Your answer should consist solely of the lines from the first line of the data through the line with "2. C 1s: 290.01", each reproduced exactly.

_EXTRACTED ENTRIES_.
####

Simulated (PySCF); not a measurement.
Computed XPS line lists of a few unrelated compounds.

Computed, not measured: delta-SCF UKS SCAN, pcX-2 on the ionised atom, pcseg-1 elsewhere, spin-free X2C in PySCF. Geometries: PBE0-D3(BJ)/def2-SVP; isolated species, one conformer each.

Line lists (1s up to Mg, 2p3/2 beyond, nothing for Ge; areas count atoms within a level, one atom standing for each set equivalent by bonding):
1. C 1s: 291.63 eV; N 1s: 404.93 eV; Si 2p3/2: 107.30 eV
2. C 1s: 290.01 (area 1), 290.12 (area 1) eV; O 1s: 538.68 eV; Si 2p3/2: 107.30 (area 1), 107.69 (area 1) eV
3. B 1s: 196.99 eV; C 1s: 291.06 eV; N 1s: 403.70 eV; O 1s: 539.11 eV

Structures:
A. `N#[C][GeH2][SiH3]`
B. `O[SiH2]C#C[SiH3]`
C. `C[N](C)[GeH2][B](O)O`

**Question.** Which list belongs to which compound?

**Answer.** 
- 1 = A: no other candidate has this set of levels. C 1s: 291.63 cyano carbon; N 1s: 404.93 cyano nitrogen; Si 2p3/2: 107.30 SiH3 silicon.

####

_TASK ANSWER_.
Simulated (PySCF); not a measurement.
Computed XPS line lists of a few unrelated compounds.

Computed, not measured: delta-SCF UKS SCAN, pcX-2 on the ionised atom, pcseg-1 elsewhere, spin-free X2C in PySCF. Geometries: PBE0-D3(BJ)/def2-SVP; isolated species, one conformer each.

Line lists (1s up to Mg, 2p3/2 beyond, nothing for Ge; areas count atoms within a level, one atom standing for each set equivalent by bonding):
1. C 1s: 291.63 eV; N 1s: 404.93 eV; Si 2p3/2: 107.30 eV
2. C 1s: 290.01 (area 1), 290.12 (area 1) eV; O 1s: 538.68 eV; Si 2p3/2: 107.30 (area 1), 107.69 (area 1) eV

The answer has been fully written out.